[Brief]: Once you find the line with "Cl) ppm [GIAO PBE0/pcSseg-1]" in the entries below, return exactly every line from it through the line with "0.000) [TDDFT PBE0/def2-SVPD]".

=== Information provided ===
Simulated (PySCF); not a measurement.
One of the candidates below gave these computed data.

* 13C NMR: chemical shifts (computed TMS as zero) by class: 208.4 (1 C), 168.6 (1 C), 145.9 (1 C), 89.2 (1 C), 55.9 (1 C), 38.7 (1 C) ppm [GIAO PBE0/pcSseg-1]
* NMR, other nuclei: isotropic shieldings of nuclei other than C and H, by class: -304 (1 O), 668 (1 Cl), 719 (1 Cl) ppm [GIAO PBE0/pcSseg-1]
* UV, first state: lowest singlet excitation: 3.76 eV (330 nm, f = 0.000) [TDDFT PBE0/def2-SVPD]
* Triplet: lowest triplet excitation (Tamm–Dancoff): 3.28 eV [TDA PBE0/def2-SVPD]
===

[Answer box]:
* NMR, other nuclei: isotropic shieldings of nuclei other than C and H, by class: -304 (1 O), 668 (1 Cl), 719 (1 Cl) ppm [GIAO PBE0/pcSseg-1]
* UV, first state: lowest singlet excitation: 3.76 eV (330 nm, f = 0.000) [TDDFT PBE0/def2-SVPD]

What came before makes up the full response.